----- Provided data

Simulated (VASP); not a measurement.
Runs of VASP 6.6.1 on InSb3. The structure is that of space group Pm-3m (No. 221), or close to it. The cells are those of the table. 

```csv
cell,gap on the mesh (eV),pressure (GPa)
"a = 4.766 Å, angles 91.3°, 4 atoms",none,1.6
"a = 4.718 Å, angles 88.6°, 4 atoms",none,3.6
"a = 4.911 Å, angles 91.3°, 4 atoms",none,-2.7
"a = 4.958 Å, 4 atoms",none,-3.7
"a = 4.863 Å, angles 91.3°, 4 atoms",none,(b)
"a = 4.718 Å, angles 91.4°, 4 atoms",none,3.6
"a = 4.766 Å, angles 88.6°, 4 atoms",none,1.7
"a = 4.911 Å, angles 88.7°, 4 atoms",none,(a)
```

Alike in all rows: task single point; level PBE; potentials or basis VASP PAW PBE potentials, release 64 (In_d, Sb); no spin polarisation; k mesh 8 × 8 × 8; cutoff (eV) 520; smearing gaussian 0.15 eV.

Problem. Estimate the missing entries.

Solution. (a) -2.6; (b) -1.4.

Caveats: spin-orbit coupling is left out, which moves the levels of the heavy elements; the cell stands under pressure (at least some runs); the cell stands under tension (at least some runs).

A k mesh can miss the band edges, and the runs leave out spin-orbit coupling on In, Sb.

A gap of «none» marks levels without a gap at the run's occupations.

----------

▶ [Work instruction]:
Would you please reproduce the entries above word for word?

▶ [Answer section]:
Simulated (VASP); not a measurement.
Runs of VASP 6.6.1 on InSb3. The structure is that of space group Pm-3m (No. 221), or close to it. The cells are those of the table. 

```csv
cell,gap on the mesh (eV),pressure (GPa)
"a = 4.766 Å, angles 91.3°, 4 atoms",none,1.6
"a = 4.718 Å, angles 88.6°, 4 atoms",none,3.6
"a = 4.911 Å, angles 91.3°, 4 atoms",none,-2.7
"a = 4.958 Å, 4 atoms",none,-3.7
"a = 4.863 Å, angles 91.3°, 4 atoms",none,(b)
"a = 4.718 Å, angles 91.4°, 4 atoms",none,3.6
"a = 4.766 Å, angles 88.6°, 4 atoms",none,1.7
"a = 4.911 Å, angles 88.7°, 4 atoms",none,(a)
```

Alike in all rows: task single point; level PBE; potentials or basis VASP PAW PBE potentials, release 64 (In_d, Sb); no spin polarisation; k mesh 8 × 8 × 8; cutoff (eV) 520; smearing gaussian 0.15 eV.

Problem. Estimate the missing entries.

Solution. (a) -2.6; (b) -1.4.

Caveats: spin-orbit coupling is left out, which moves the levels of the heavy elements; the cell stands under pressure (at least some runs); the cell stands under tension (at least some runs).

A k mesh can miss the band edges, and the runs leave out spin-orbit coupling on In, Sb.

A gap of «none» marks levels without a gap at the run's occupations.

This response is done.